▶ _WORK ITEM_
Only the lines below from the one containing "N–H (1.01 Å): ρ" to the one containing "The unpaired spin" should be repeated, both included and unchanged.

──────── SOURCE INFORMATION ────────

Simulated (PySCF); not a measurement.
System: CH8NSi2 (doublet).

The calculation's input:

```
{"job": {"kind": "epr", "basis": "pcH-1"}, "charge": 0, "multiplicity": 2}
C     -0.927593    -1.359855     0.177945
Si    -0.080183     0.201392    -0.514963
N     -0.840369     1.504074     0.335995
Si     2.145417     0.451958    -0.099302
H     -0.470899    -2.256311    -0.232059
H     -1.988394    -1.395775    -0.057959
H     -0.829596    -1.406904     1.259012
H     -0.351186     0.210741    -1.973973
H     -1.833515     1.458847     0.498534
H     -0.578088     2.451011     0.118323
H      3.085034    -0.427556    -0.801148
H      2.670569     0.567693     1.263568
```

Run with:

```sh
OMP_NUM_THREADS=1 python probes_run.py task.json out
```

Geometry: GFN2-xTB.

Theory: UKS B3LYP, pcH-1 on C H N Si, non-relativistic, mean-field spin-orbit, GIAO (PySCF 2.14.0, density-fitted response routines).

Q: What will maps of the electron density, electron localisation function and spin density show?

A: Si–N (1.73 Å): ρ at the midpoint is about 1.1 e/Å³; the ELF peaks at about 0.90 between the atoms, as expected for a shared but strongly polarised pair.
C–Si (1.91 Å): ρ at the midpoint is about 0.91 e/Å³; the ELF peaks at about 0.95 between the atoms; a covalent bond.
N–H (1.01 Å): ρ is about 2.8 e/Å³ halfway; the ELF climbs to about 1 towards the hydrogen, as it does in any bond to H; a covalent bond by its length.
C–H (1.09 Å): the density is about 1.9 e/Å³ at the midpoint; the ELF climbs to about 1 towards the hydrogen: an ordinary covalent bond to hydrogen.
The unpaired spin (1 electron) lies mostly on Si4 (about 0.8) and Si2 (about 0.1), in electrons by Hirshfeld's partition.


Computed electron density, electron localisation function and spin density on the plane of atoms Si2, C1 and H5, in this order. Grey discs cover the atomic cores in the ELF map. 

────────

▶ _YOUR RESPONSE_
N–H (1.01 Å): ρ is about 2.8 e/Å³ halfway; the ELF climbs to about 1 towards the hydrogen, as it does in any bond to H; a covalent bond by its length.
C–H (1.09 Å): the density is about 1.9 e/Å³ at the midpoint; the ELF climbs to about 1 towards the hydrogen: an ordinary covalent bond to hydrogen.
The unpaired spin (1 electron) lies mostly on Si4 (about 0.8) and Si2 (about 0.1), in electrons by Hirshfeld's partition.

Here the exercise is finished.